[Start of section]
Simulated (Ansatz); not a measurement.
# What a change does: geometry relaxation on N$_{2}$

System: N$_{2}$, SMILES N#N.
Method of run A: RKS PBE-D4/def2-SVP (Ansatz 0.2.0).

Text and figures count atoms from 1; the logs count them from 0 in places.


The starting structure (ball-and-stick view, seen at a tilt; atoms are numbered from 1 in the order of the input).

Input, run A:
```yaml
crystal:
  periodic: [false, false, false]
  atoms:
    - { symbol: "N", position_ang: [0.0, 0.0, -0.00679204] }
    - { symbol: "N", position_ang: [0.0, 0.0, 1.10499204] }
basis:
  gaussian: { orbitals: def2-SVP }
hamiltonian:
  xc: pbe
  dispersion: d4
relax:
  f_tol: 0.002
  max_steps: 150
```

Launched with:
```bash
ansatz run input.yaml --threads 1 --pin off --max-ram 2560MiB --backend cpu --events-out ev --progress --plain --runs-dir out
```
[End of section]

[REQUIREMENT]
The entire listing is to be retyped exactly.

[YOUR RESPONSE]
Simulated (Ansatz); not a measurement.
# What a change does: geometry relaxation on N$_{2}$

System: N$_{2}$, SMILES N#N.
Method of run A: RKS PBE-D4/def2-SVP (Ansatz 0.2.0).

Text and figures count atoms from 1; the logs count them from 0 in places.


The starting structure (ball-and-stick view, seen at a tilt; atoms are numbered from 1 in the order of the input).

Input, run A:
```yaml
crystal:
  periodic: [false, false, false]
  atoms:
    - { symbol: "N", position_ang: [0.0, 0.0, -0.00679204] }
    - { symbol: "N", position_ang: [0.0, 0.0, 1.10499204] }
basis:
  gaussian: { orbitals: def2-SVP }
hamiltonian:
  xc: pbe
  dispersion: d4
relax:
  f_tol: 0.002
  max_steps: 150
```

Launched with:
```bash
ansatz run input.yaml --threads 1 --pin off --max-ram 2560MiB --backend cpu --events-out ev --progress --plain --runs-dir out
```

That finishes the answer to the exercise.